────────

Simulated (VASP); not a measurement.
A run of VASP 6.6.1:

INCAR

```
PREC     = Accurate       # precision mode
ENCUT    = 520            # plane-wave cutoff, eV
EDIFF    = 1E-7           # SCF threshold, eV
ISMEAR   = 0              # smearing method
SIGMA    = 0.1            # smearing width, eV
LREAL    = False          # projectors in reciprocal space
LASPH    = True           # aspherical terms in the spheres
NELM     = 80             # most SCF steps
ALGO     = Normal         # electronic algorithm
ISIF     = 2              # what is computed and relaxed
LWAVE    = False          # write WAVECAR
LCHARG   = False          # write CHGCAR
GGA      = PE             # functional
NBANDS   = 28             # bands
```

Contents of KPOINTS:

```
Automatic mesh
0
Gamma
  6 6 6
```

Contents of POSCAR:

────────

#### Work item
Whatever appears in the listing above, write it down again exactly.

#### Answer space
Simulated (VASP); not a measurement.
A run of VASP 6.6.1:

INCAR

```
PREC     = Accurate       # precision mode
ENCUT    = 520            # plane-wave cutoff, eV
EDIFF    = 1E-7           # SCF threshold, eV
ISMEAR   = 0              # smearing method
SIGMA    = 0.1            # smearing width, eV
LREAL    = False          # projectors in reciprocal space
LASPH    = True           # aspherical terms in the spheres
NELM     = 80             # most SCF steps
ALGO     = Normal         # electronic algorithm
ISIF     = 2              # what is computed and relaxed
LWAVE    = False          # write WAVECAR
LCHARG   = False          # write CHGCAR
GGA      = PE             # functional
NBANDS   = 28             # bands
```

Contents of KPOINTS:

```
Automatic mesh
0
Gamma
  6 6 6
```

Contents of POSCAR:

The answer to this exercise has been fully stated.